__Action item__
Write out each line of the material below once more, exactly as it appears.

▶

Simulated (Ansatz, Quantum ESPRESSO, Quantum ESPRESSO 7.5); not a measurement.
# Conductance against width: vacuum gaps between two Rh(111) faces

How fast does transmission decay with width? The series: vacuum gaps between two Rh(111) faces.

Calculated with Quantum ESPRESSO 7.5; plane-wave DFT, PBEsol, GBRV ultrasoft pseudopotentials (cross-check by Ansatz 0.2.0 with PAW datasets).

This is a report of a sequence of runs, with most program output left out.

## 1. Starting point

◀

__Exercise response__
Simulated (Ansatz, Quantum ESPRESSO, Quantum ESPRESSO 7.5); not a measurement.
# Conductance against width: vacuum gaps between two Rh(111) faces

How fast does transmission decay with width? The series: vacuum gaps between two Rh(111) faces.

Calculated with Quantum ESPRESSO 7.5; plane-wave DFT, PBEsol, GBRV ultrasoft pseudopotentials (cross-check by Ansatz 0.2.0 with PAW datasets).

This is a report of a sequence of runs, with most program output left out.

## 1. Starting point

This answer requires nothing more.